§ Extracted data:
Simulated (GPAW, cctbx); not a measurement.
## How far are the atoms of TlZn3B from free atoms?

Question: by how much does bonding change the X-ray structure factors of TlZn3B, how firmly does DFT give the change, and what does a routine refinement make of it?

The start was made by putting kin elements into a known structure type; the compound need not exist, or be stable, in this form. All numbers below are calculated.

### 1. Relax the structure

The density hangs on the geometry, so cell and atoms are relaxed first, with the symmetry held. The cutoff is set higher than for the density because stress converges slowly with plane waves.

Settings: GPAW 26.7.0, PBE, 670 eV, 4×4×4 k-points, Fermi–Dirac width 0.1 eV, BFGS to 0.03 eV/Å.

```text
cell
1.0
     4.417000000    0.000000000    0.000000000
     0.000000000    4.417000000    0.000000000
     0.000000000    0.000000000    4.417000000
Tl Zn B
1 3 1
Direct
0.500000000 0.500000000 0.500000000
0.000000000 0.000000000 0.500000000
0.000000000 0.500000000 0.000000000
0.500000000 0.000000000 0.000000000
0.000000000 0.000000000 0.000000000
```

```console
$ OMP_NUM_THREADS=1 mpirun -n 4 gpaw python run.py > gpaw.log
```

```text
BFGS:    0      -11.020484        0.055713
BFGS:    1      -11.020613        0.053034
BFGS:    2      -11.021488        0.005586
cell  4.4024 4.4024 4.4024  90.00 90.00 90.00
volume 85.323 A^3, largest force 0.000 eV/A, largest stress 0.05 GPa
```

§ Task item: Retype the records in full, keeping every word as it is.

§ Your response:
Simulated (GPAW, cctbx); not a measurement.
## How far are the atoms of TlZn3B from free atoms?

Question: by how much does bonding change the X-ray structure factors of TlZn3B, how firmly does DFT give the change, and what does a routine refinement make of it?

The start was made by putting kin elements into a known structure type; the compound need not exist, or be stable, in this form. All numbers below are calculated.

### 1. Relax the structure

The density hangs on the geometry, so cell and atoms are relaxed first, with the symmetry held. The cutoff is set higher than for the density because stress converges slowly with plane waves.

Settings: GPAW 26.7.0, PBE, 670 eV, 4×4×4 k-points, Fermi–Dirac width 0.1 eV, BFGS to 0.03 eV/Å.

```text
cell
1.0
     4.417000000    0.000000000    0.000000000
     0.000000000    4.417000000    0.000000000
     0.000000000    0.000000000    4.417000000
Tl Zn B
1 3 1
Direct
0.500000000 0.500000000 0.500000000
0.000000000 0.000000000 0.500000000
0.000000000 0.500000000 0.000000000
0.500000000 0.000000000 0.000000000
0.000000000 0.000000000 0.000000000
```

```console
$ OMP_NUM_THREADS=1 mpirun -n 4 gpaw python run.py > gpaw.log
```

```text
BFGS:    0      -11.020484        0.055713
BFGS:    1      -11.020613        0.053034
BFGS:    2      -11.021488        0.005586
cell  4.4024 4.4024 4.4024  90.00 90.00 90.00
volume 85.323 A^3, largest force 0.000 eV/A, largest stress 0.05 GPa
```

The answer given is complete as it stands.